'''

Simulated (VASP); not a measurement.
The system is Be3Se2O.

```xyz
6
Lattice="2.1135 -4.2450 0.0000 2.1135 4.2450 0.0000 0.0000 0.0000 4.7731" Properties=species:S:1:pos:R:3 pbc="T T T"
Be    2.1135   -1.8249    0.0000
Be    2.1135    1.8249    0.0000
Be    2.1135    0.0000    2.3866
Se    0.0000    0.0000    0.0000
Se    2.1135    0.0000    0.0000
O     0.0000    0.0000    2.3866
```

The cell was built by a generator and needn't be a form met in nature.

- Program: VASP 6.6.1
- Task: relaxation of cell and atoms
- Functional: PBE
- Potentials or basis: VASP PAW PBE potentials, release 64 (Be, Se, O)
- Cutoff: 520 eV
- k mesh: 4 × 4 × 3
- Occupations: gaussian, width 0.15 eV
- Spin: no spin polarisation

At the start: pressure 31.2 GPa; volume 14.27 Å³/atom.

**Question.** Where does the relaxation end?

'''

Work task: Return an exact copy of the listing.

Response area:
Simulated (VASP); not a measurement.
The system is Be3Se2O.

```xyz
6
Lattice="2.1135 -4.2450 0.0000 2.1135 4.2450 0.0000 0.0000 0.0000 4.7731" Properties=species:S:1:pos:R:3 pbc="T T T"
Be    2.1135   -1.8249    0.0000
Be    2.1135    1.8249    0.0000
Be    2.1135    0.0000    2.3866
Se    0.0000    0.0000    0.0000
Se    2.1135    0.0000    0.0000
O     0.0000    0.0000    2.3866
```

The cell was built by a generator and needn't be a form met in nature.

- Program: VASP 6.6.1
- Task: relaxation of cell and atoms
- Functional: PBE
- Potentials or basis: VASP PAW PBE potentials, release 64 (Be, Se, O)
- Cutoff: 520 eV
- k mesh: 4 × 4 × 3
- Occupations: gaussian, width 0.15 eV
- Spin: no spin polarisation

At the start: pressure 31.2 GPa; volume 14.27 Å³/atom.

**Question.** Where does the relaxation end?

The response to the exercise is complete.